Entries shown
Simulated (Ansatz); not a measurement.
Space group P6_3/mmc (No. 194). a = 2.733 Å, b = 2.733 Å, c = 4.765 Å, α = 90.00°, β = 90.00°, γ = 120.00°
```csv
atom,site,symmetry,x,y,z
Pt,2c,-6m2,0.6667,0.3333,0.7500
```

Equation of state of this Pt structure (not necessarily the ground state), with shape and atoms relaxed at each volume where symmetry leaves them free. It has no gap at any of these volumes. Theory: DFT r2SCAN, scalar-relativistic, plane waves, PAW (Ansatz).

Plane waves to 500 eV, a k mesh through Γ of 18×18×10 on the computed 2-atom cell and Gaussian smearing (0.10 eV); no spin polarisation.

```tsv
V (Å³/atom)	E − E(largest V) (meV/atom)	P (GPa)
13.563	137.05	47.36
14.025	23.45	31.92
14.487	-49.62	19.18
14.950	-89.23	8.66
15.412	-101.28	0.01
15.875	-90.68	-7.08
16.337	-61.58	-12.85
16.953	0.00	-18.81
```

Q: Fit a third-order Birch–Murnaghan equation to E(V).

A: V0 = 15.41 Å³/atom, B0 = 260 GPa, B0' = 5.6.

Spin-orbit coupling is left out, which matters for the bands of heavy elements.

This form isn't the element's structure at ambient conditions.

Work task
Your job is to copy all the records exactly.

Response area
Simulated (Ansatz); not a measurement.
Space group P6_3/mmc (No. 194). a = 2.733 Å, b = 2.733 Å, c = 4.765 Å, α = 90.00°, β = 90.00°, γ = 120.00°
```csv
atom,site,symmetry,x,y,z
Pt,2c,-6m2,0.6667,0.3333,0.7500
```

Equation of state of this Pt structure (not necessarily the ground state), with shape and atoms relaxed at each volume where symmetry leaves them free. It has no gap at any of these volumes. Theory: DFT r2SCAN, scalar-relativistic, plane waves, PAW (Ansatz).

Plane waves to 500 eV, a k mesh through Γ of 18×18×10 on the computed 2-atom cell and Gaussian smearing (0.10 eV); no spin polarisation.

```tsv
V (Å³/atom)	E − E(largest V) (meV/atom)	P (GPa)
13.563	137.05	47.36
14.025	23.45	31.92
14.487	-49.62	19.18
14.950	-89.23	8.66
15.412	-101.28	0.01
15.875	-90.68	-7.08
16.337	-61.58	-12.85
16.953	0.00	-18.81
```

Q: Fit a third-order Birch–Murnaghan equation to E(V).

A: V0 = 15.41 Å³/atom, B0 = 260 GPa, B0' = 5.6.

Spin-orbit coupling is left out, which matters for the bands of heavy elements.

This form isn't the element's structure at ambient conditions.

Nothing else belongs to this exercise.